──────

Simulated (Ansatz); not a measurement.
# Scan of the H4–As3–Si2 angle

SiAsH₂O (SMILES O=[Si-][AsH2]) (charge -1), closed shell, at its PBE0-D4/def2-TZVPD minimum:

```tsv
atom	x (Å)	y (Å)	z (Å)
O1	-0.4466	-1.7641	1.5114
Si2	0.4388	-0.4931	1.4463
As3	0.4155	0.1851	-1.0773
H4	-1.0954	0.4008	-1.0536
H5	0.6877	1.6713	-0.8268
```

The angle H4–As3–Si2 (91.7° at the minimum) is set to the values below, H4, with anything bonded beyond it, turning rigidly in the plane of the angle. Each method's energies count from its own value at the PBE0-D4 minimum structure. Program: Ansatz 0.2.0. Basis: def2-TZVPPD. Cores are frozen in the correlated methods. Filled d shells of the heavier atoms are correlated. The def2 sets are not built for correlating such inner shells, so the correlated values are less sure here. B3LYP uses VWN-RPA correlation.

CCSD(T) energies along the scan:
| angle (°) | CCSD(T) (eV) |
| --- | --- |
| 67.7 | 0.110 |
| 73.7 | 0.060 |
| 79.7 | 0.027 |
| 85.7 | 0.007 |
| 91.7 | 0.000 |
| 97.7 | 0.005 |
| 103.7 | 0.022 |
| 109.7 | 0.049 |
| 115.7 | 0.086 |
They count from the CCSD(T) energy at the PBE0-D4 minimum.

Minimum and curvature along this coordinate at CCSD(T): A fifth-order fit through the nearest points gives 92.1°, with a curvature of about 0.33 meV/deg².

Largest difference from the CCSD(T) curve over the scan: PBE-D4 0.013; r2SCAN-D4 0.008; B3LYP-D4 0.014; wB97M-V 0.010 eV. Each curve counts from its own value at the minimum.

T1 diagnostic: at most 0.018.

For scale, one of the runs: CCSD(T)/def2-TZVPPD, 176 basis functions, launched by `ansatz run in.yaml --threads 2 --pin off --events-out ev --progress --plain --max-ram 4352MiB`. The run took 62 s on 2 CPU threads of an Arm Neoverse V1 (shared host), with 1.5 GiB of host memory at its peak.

──────

Work order:
Please give back, exactly as it stands above, the stretch from the line with "115.7 | 0.086 |" through the line with "T1 diagnostic: at most 0.018.", and no line outside it.

Expected answer:
| 115.7 | 0.086 |
They count from the CCSD(T) energy at the PBE0-D4 minimum.

Minimum and curvature along this coordinate at CCSD(T): A fifth-order fit through the nearest points gives 92.1°, with a curvature of about 0.33 meV/deg².

Largest difference from the CCSD(T) curve over the scan: PBE-D4 0.013; r2SCAN-D4 0.008; B3LYP-D4 0.014; wB97M-V 0.010 eV. Each curve counts from its own value at the minimum.

T1 diagnostic: at most 0.018.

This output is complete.